:: RECORD SET ::
◆ ◆ ◆

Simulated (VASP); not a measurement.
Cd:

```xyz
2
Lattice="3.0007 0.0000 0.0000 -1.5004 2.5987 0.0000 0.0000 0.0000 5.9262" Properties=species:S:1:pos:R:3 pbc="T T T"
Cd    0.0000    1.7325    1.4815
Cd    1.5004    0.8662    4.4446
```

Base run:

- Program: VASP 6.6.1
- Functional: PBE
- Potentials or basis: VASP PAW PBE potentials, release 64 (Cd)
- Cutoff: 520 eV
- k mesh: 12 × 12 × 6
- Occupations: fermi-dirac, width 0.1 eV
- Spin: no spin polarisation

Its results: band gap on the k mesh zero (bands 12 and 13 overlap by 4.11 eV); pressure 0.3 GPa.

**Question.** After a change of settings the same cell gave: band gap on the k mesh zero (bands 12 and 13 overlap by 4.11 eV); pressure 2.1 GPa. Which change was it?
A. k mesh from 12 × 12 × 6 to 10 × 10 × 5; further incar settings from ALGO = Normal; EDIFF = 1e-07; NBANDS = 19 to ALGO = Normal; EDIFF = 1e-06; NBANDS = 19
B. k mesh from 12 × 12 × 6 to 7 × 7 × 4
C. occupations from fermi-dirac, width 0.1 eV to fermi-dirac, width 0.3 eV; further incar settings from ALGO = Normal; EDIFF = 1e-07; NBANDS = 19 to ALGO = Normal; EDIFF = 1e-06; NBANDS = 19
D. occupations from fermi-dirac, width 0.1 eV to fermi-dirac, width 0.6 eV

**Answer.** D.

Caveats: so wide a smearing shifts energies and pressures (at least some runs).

◆ ◆ ◆

:: ACTION ITEM ::
Please repeat the listing above in full and exactly.

:: YOUR RESPONSE ::
Simulated (VASP); not a measurement.
Cd:

```xyz
2
Lattice="3.0007 0.0000 0.0000 -1.5004 2.5987 0.0000 0.0000 0.0000 5.9262" Properties=species:S:1:pos:R:3 pbc="T T T"
Cd    0.0000    1.7325    1.4815
Cd    1.5004    0.8662    4.4446
```

Base run:

- Program: VASP 6.6.1
- Functional: PBE
- Potentials or basis: VASP PAW PBE potentials, release 64 (Cd)
- Cutoff: 520 eV
- k mesh: 12 × 12 × 6
- Occupations: fermi-dirac, width 0.1 eV
- Spin: no spin polarisation

Its results: band gap on the k mesh zero (bands 12 and 13 overlap by 4.11 eV); pressure 0.3 GPa.

**Question.** After a change of settings the same cell gave: band gap on the k mesh zero (bands 12 and 13 overlap by 4.11 eV); pressure 2.1 GPa. Which change was it?
A. k mesh from 12 × 12 × 6 to 10 × 10 × 5; further incar settings from ALGO = Normal; EDIFF = 1e-07; NBANDS = 19 to ALGO = Normal; EDIFF = 1e-06; NBANDS = 19
B. k mesh from 12 × 12 × 6 to 7 × 7 × 4
C. occupations from fermi-dirac, width 0.1 eV to fermi-dirac, width 0.3 eV; further incar settings from ALGO = Normal; EDIFF = 1e-07; NBANDS = 19 to ALGO = Normal; EDIFF = 1e-06; NBANDS = 19
D. occupations from fermi-dirac, width 0.1 eV to fermi-dirac, width 0.6 eV

**Answer.** D.

Caveats: so wide a smearing shifts energies and pressures (at least some runs).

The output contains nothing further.